>>>

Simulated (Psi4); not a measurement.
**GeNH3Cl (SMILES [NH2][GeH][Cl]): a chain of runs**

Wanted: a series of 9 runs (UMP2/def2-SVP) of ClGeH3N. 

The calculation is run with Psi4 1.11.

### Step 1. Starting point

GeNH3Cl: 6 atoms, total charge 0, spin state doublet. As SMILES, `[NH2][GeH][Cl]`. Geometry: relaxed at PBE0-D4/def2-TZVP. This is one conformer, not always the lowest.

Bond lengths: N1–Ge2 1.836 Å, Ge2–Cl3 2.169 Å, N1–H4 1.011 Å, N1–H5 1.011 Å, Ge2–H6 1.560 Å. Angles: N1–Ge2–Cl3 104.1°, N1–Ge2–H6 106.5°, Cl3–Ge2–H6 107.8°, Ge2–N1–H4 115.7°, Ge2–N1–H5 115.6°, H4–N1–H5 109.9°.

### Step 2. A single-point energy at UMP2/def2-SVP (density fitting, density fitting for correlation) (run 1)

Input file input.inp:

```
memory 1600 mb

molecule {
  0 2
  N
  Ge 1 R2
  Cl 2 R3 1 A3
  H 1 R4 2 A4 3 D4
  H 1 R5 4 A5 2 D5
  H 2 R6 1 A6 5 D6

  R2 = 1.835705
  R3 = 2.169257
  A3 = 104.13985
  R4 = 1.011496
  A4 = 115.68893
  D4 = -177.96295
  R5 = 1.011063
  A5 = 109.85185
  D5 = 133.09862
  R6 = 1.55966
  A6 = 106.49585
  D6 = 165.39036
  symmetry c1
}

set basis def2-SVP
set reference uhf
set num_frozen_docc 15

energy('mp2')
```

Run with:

<<<

Requirement →
Copy out all the records exactly.

Written response →
Simulated (Psi4); not a measurement.
**GeNH3Cl (SMILES [NH2][GeH][Cl]): a chain of runs**

Wanted: a series of 9 runs (UMP2/def2-SVP) of ClGeH3N. 

The calculation is run with Psi4 1.11.

### Step 1. Starting point

GeNH3Cl: 6 atoms, total charge 0, spin state doublet. As SMILES, `[NH2][GeH][Cl]`. Geometry: relaxed at PBE0-D4/def2-TZVP. This is one conformer, not always the lowest.

Bond lengths: N1–Ge2 1.836 Å, Ge2–Cl3 2.169 Å, N1–H4 1.011 Å, N1–H5 1.011 Å, Ge2–H6 1.560 Å. Angles: N1–Ge2–Cl3 104.1°, N1–Ge2–H6 106.5°, Cl3–Ge2–H6 107.8°, Ge2–N1–H4 115.7°, Ge2–N1–H5 115.6°, H4–N1–H5 109.9°.

### Step 2. A single-point energy at UMP2/def2-SVP (density fitting, density fitting for correlation) (run 1)

Input file input.inp:

```
memory 1600 mb

molecule {
  0 2
  N
  Ge 1 R2
  Cl 2 R3 1 A3
  H 1 R4 2 A4 3 D4
  H 1 R5 4 A5 2 D5
  H 2 R6 1 A6 5 D6

  R2 = 1.835705
  R3 = 2.169257
  A3 = 104.13985
  R4 = 1.011496
  A4 = 115.68893
  D4 = -177.96295
  R5 = 1.011063
  A5 = 109.85185
  D5 = 133.09862
  R6 = 1.55966
  A6 = 106.49585
  D6 = 165.39036
  symmetry c1
}

set basis def2-SVP
set reference uhf
set num_frozen_docc 15

energy('mp2')
```

Run with:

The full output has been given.